**REQUIRED ACTION:** Set out exactly every line of the entries below, starting at the line that holds "In0.52Al0.48As | 10 | - |" and stopping after the line that holds "4000 | 1e14 |".

**DATASET EXCERPTS:**
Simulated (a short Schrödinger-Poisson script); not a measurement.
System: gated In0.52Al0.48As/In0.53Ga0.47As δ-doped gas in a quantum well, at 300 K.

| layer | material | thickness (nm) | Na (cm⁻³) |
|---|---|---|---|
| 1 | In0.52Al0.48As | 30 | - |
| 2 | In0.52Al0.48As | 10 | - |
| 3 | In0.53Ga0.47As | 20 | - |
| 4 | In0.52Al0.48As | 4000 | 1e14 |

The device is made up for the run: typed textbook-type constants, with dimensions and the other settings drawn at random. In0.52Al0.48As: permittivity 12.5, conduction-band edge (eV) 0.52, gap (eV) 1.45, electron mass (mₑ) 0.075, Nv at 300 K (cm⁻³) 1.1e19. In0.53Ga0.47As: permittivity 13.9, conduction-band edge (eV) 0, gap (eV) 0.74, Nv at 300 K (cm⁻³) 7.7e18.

**ANSWER BOX:**
| 2 | In0.52Al0.48As | 10 | - |
| 3 | In0.53Ga0.47As | 20 | - |
| 4 | In0.52Al0.48As | 4000 | 1e14 |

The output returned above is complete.